BRIEF => Transcribe the listing precisely, entry by entry.

- Opening Delimiter -
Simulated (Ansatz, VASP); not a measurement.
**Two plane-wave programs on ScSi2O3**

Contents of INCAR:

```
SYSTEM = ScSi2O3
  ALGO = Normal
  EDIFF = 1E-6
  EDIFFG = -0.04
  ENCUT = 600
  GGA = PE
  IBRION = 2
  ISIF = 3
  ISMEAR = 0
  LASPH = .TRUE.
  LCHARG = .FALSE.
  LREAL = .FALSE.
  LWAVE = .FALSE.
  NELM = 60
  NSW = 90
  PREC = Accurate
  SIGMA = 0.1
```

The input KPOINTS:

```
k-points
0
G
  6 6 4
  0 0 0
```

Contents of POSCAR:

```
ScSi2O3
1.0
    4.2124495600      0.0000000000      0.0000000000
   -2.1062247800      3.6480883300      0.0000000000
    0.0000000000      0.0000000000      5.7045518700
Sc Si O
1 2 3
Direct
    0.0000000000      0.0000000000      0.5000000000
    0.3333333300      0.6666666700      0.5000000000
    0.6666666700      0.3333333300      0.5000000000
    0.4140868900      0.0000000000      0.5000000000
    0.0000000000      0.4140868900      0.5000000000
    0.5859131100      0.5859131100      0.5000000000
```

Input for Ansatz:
- Closing Delimiter -

WRITTEN RESPONSE =>
Simulated (Ansatz, VASP); not a measurement.
**Two plane-wave programs on ScSi2O3**

Contents of INCAR:

```
SYSTEM = ScSi2O3
  ALGO = Normal
  EDIFF = 1E-6
  EDIFFG = -0.04
  ENCUT = 600
  GGA = PE
  IBRION = 2
  ISIF = 3
  ISMEAR = 0
  LASPH = .TRUE.
  LCHARG = .FALSE.
  LREAL = .FALSE.
  LWAVE = .FALSE.
  NELM = 60
  NSW = 90
  PREC = Accurate
  SIGMA = 0.1
```

The input KPOINTS:

```
k-points
0
G
  6 6 4
  0 0 0
```

Contents of POSCAR:

```
ScSi2O3
1.0
    4.2124495600      0.0000000000      0.0000000000
   -2.1062247800      3.6480883300      0.0000000000
    0.0000000000      0.0000000000      5.7045518700
Sc Si O
1 2 3
Direct
    0.0000000000      0.0000000000      0.5000000000
    0.3333333300      0.6666666700      0.5000000000
    0.6666666700      0.3333333300      0.5000000000
    0.4140868900      0.0000000000      0.5000000000
    0.0000000000      0.4140868900      0.5000000000
    0.5859131100      0.5859131100      0.5000000000
```

Input for Ansatz:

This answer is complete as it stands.